- TASK ITEM -
Take the records below and retype them line by line, from the first line through the one containing "x = 0.05: 386.9"; stop there.

'''
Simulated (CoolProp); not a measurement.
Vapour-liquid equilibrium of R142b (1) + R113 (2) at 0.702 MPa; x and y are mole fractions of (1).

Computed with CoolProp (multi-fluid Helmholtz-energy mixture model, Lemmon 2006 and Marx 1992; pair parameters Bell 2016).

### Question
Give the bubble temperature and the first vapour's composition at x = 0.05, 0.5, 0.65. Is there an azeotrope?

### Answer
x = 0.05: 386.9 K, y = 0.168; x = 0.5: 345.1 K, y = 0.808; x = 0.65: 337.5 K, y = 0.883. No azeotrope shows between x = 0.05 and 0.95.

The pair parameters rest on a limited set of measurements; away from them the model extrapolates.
'''

- EXERCISE RESULT -
Simulated (CoolProp); not a measurement.
Vapour-liquid equilibrium of R142b (1) + R113 (2) at 0.702 MPa; x and y are mole fractions of (1).

Computed with CoolProp (multi-fluid Helmholtz-energy mixture model, Lemmon 2006 and Marx 1992; pair parameters Bell 2016).

### Question
Give the bubble temperature and the first vapour's composition at x = 0.05, 0.5, 0.65. Is there an azeotrope?

### Answer
x = 0.05: 386.9 K, y = 0.168; x = 0.5: 345.1 K, y = 0.808; x = 0.65: 337.5 K, y = 0.883. No azeotrope shows between x = 0.05 and 0.95.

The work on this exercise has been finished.